── Source information ──
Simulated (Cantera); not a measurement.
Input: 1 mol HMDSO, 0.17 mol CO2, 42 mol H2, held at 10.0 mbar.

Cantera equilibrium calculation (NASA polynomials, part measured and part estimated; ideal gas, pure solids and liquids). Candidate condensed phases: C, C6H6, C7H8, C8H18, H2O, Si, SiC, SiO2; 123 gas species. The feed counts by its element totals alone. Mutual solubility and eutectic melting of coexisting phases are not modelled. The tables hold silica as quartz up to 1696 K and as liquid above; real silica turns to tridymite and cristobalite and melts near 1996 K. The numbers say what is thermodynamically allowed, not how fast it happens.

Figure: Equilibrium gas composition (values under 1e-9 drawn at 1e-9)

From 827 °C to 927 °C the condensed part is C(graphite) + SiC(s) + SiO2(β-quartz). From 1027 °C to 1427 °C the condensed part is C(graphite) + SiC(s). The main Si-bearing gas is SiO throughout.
───

● Task item: Using the data above, reproduce exactly the lines from the line that contains "Input: 1 mol" through the line that contains "Figure: Equilibrium gas", including both.

● Reply:
Input: 1 mol HMDSO, 0.17 mol CO2, 42 mol H2, held at 10.0 mbar.

Cantera equilibrium calculation (NASA polynomials, part measured and part estimated; ideal gas, pure solids and liquids). Candidate condensed phases: C, C6H6, C7H8, C8H18, H2O, Si, SiC, SiO2; 123 gas species. The feed counts by its element totals alone. Mutual solubility and eutectic melting of coexisting phases are not modelled. The tables hold silica as quartz up to 1696 K and as liquid above; real silica turns to tridymite and cristobalite and melts near 1996 K. The numbers say what is thermodynamically allowed, not how fast it happens.

Figure: Equilibrium gas composition (values under 1e-9 drawn at 1e-9)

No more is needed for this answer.